Please reproduce exactly the lines from the start of the records through the one containing "Answer: a = 3.821", and nothing more.

• **DATA FOR ANALYSIS**
::::::::::

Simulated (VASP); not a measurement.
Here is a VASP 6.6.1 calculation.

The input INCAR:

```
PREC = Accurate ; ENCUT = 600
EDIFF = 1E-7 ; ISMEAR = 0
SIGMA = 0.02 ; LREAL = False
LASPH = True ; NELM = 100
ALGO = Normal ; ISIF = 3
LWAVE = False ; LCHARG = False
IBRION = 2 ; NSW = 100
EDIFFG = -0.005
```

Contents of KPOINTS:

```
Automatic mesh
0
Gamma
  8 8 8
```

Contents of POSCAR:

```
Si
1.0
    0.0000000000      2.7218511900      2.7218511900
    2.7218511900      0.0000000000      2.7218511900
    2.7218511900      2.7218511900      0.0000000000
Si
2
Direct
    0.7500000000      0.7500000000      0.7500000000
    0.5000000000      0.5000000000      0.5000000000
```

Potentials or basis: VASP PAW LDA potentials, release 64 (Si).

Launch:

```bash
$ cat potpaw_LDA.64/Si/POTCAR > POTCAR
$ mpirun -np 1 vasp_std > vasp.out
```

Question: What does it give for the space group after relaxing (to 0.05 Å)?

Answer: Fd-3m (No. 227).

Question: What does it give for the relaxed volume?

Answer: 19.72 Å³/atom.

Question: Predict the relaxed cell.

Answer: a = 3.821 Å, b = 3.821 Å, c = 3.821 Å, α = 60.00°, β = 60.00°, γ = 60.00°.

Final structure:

::::::::::

• **EXERCISE RESPONSE**
Simulated (VASP); not a measurement.
Here is a VASP 6.6.1 calculation.

The input INCAR:

```
PREC = Accurate ; ENCUT = 600
EDIFF = 1E-7 ; ISMEAR = 0
SIGMA = 0.02 ; LREAL = False
LASPH = True ; NELM = 100
ALGO = Normal ; ISIF = 3
LWAVE = False ; LCHARG = False
IBRION = 2 ; NSW = 100
EDIFFG = -0.005
```

Contents of KPOINTS:

```
Automatic mesh
0
Gamma
  8 8 8
```

Contents of POSCAR:

```
Si
1.0
    0.0000000000      2.7218511900      2.7218511900
    2.7218511900      0.0000000000      2.7218511900
    2.7218511900      2.7218511900      0.0000000000
Si
2
Direct
    0.7500000000      0.7500000000      0.7500000000
    0.5000000000      0.5000000000      0.5000000000
```

Potentials or basis: VASP PAW LDA potentials, release 64 (Si).

Launch:

```bash
$ cat potpaw_LDA.64/Si/POTCAR > POTCAR
$ mpirun -np 1 vasp_std > vasp.out
```

Question: What does it give for the space group after relaxing (to 0.05 Å)?

Answer: Fd-3m (No. 227).

Question: What does it give for the relaxed volume?

Answer: 19.72 Å³/atom.

Question: Predict the relaxed cell.

Answer: a = 3.821 Å, b = 3.821 Å, c = 3.821 Å, α = 60.00°, β = 60.00°, γ = 60.00°.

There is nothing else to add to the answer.